=== Work order ===
Beginning at the top of the listing, repeat each line exactly until the line with "(1) C3 R, Si5 S." has been repeated too.

········

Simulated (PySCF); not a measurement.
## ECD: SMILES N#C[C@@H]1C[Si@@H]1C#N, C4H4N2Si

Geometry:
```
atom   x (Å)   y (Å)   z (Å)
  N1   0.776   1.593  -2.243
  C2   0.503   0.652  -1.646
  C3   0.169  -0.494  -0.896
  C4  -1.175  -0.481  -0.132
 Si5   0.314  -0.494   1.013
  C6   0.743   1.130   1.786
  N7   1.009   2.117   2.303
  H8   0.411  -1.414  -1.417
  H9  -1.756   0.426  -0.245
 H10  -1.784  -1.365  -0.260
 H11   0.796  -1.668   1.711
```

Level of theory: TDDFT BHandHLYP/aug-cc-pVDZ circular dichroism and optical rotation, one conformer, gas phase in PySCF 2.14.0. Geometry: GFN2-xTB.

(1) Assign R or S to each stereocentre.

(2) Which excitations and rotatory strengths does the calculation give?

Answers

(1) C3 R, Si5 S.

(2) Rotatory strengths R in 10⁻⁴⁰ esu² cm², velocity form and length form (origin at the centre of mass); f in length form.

········

=== Exercise response ===
Simulated (PySCF); not a measurement.
## ECD: SMILES N#C[C@@H]1C[Si@@H]1C#N, C4H4N2Si

Geometry:
```
atom   x (Å)   y (Å)   z (Å)
  N1   0.776   1.593  -2.243
  C2   0.503   0.652  -1.646
  C3   0.169  -0.494  -0.896
  C4  -1.175  -0.481  -0.132
 Si5   0.314  -0.494   1.013
  C6   0.743   1.130   1.786
  N7   1.009   2.117   2.303
  H8   0.411  -1.414  -1.417
  H9  -1.756   0.426  -0.245
 H10  -1.784  -1.365  -0.260
 H11   0.796  -1.668   1.711
```

Level of theory: TDDFT BHandHLYP/aug-cc-pVDZ circular dichroism and optical rotation, one conformer, gas phase in PySCF 2.14.0. Geometry: GFN2-xTB.

(1) Assign R or S to each stereocentre.

(2) Which excitations and rotatory strengths does the calculation give?

Answers

(1) C3 R, Si5 S.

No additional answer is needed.